## Required action
Write out the data below exactly, beginning with the first line and ending once the line that has "# CO2: gradients" is written.

——————
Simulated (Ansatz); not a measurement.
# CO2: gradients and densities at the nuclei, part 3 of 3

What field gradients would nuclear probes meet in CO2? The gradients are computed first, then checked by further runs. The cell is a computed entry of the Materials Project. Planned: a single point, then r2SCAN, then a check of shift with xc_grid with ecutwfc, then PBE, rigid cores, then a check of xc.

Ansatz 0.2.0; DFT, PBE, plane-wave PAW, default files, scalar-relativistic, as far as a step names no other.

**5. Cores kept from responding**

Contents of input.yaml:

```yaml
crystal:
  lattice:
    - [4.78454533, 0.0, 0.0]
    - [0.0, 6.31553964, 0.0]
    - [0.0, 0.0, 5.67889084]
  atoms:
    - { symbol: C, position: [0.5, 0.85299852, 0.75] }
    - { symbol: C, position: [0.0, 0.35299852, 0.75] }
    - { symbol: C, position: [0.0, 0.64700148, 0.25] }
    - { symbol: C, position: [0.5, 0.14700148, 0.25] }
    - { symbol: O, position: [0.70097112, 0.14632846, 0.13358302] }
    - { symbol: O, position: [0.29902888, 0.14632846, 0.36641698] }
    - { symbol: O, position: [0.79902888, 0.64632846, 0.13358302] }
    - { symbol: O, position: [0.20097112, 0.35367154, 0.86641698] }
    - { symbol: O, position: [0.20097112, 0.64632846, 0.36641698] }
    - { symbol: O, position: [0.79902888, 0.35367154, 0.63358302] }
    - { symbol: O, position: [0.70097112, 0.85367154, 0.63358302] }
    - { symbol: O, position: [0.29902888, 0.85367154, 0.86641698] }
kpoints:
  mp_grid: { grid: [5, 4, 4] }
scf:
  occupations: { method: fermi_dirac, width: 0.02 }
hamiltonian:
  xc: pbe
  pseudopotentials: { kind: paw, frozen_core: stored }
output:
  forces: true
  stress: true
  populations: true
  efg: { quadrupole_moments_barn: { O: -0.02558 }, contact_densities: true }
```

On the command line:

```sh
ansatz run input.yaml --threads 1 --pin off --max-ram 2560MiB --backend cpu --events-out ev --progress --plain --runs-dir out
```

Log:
——————

## Answer area
Simulated (Ansatz); not a measurement.
# CO2: gradients and densities at the nuclei, part 3 of 3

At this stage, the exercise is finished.